:: EXERCISE ::
When the line with "2099 | -9 |" appears below, start repeating lines exactly, and keep going through the line with "2081 | -27 |"; add nothing outside that span.

*****

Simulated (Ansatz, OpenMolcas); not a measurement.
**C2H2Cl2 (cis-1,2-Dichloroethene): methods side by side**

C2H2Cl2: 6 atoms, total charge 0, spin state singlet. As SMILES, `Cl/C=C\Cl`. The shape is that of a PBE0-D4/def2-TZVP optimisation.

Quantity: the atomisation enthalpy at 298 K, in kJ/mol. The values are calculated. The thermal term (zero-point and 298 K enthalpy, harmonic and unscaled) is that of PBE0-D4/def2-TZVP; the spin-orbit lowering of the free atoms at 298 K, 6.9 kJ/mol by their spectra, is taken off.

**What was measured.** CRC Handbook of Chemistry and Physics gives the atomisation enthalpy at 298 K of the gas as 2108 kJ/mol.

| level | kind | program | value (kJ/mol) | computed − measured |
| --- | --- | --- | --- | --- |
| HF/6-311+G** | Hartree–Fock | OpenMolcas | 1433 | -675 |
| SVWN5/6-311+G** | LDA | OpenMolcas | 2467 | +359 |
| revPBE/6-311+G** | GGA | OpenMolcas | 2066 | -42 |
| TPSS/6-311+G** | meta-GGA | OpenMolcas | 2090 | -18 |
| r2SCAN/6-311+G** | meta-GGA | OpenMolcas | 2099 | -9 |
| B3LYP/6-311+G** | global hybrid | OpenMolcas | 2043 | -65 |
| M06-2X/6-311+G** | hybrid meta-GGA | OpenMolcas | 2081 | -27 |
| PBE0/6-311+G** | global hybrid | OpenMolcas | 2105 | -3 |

*****

:: ANSWER SECTION ::
| r2SCAN/6-311+G** | meta-GGA | OpenMolcas | 2099 | -9 |
| B3LYP/6-311+G** | global hybrid | OpenMolcas | 2043 | -65 |
| M06-2X/6-311+G** | hybrid meta-GGA | OpenMolcas | 2081 | -27 |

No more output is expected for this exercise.